Up to and including the line with "A parasitic pnp", repeat every line of the listing exactly, beginning at the first.

##############################

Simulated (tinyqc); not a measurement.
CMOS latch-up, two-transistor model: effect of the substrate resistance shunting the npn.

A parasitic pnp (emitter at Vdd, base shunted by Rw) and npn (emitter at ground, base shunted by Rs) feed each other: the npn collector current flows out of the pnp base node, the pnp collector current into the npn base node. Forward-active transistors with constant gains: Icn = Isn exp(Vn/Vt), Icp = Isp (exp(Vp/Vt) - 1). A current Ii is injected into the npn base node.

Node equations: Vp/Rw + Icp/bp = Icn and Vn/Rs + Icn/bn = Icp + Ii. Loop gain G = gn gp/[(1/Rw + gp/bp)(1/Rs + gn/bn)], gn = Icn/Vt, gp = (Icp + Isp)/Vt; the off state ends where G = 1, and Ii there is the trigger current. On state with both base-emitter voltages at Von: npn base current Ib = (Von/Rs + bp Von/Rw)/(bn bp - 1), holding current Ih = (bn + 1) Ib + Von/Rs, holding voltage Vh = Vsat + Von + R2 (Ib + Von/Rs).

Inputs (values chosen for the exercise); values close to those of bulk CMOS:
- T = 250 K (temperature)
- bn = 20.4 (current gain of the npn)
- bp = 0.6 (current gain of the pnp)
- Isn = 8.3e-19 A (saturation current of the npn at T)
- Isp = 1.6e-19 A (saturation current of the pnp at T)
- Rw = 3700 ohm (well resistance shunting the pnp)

##############################

* _REPLY_
Simulated (tinyqc); not a measurement.
CMOS latch-up, two-transistor model: effect of the substrate resistance shunting the npn.

A parasitic pnp (emitter at Vdd, base shunted by Rw) and npn (emitter at ground, base shunted by Rs) feed each other: the npn collector current flows out of the pnp base node, the pnp collector current into the npn base node. Forward-active transistors with constant gains: Icn = Isn exp(Vn/Vt), Icp = Isp (exp(Vp/Vt) - 1). A current Ii is injected into the npn base node.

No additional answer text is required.